→ **Work request**: Exactly retype the lines of the material from its first line to the line with "Computed with Ansatz, DFT", including both.

→ **Record extracts**:
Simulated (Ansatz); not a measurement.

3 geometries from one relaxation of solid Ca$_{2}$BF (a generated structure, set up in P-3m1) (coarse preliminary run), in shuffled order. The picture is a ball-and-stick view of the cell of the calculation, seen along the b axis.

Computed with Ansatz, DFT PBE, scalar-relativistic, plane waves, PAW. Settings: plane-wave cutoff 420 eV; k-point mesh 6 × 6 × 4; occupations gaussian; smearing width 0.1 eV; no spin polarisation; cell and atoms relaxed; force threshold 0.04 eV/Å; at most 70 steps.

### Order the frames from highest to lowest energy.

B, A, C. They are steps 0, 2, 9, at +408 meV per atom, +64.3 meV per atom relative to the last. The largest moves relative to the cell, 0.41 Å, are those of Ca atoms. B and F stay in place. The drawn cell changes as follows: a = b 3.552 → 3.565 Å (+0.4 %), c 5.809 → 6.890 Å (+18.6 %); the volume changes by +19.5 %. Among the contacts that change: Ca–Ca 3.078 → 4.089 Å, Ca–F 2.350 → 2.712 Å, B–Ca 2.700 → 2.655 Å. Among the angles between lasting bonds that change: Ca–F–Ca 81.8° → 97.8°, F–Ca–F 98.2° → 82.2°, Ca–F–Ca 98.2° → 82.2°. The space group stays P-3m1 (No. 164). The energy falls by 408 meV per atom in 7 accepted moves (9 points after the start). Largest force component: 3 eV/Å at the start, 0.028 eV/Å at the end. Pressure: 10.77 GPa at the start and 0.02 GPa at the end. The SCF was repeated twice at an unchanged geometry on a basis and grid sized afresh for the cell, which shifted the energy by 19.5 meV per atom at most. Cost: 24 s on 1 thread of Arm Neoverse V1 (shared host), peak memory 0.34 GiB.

→ **Exercise answer**:
Simulated (Ansatz); not a measurement.

3 geometries from one relaxation of solid Ca$_{2}$BF (a generated structure, set up in P-3m1) (coarse preliminary run), in shuffled order. The picture is a ball-and-stick view of the cell of the calculation, seen along the b axis.

Computed with Ansatz, DFT PBE, scalar-relativistic, plane waves, PAW. Settings: plane-wave cutoff 420 eV; k-point mesh 6 × 6 × 4; occupations gaussian; smearing width 0.1 eV; no spin polarisation; cell and atoms relaxed; force threshold 0.04 eV/Å; at most 70 steps.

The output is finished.